:: Work item ::
Give the listing again exactly as written.

Content starts

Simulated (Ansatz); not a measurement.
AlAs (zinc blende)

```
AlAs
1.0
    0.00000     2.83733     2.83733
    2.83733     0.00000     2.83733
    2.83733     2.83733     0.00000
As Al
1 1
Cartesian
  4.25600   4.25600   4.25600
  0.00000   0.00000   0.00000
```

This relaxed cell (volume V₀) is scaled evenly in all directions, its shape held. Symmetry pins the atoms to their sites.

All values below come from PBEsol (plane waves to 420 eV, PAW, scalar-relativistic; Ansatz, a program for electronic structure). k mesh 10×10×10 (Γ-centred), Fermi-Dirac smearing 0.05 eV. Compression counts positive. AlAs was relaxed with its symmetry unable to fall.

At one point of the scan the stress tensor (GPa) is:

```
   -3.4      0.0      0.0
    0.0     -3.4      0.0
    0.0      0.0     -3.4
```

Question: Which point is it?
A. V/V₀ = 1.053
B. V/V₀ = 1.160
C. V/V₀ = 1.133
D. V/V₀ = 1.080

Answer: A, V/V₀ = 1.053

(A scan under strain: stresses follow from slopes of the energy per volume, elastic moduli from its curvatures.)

Content ends

:: Exercise result ::
Simulated (Ansatz); not a measurement.
AlAs (zinc blende)

```
AlAs
1.0
    0.00000     2.83733     2.83733
    2.83733     0.00000     2.83733
    2.83733     2.83733     0.00000
As Al
1 1
Cartesian
  4.25600   4.25600   4.25600
  0.00000   0.00000   0.00000
```

This relaxed cell (volume V₀) is scaled evenly in all directions, its shape held. Symmetry pins the atoms to their sites.

All values below come from PBEsol (plane waves to 420 eV, PAW, scalar-relativistic; Ansatz, a program for electronic structure). k mesh 10×10×10 (Γ-centred), Fermi-Dirac smearing 0.05 eV. Compression counts positive. AlAs was relaxed with its symmetry unable to fall.

At one point of the scan the stress tensor (GPa) is:

```
   -3.4      0.0      0.0
    0.0     -3.4      0.0
    0.0      0.0     -3.4
```

Question: Which point is it?
A. V/V₀ = 1.053
B. V/V₀ = 1.160
C. V/V₀ = 1.133
D. V/V₀ = 1.080

Answer: A, V/V₀ = 1.053

(A scan under strain: stresses follow from slopes of the energy per volume, elastic moduli from its curvatures.)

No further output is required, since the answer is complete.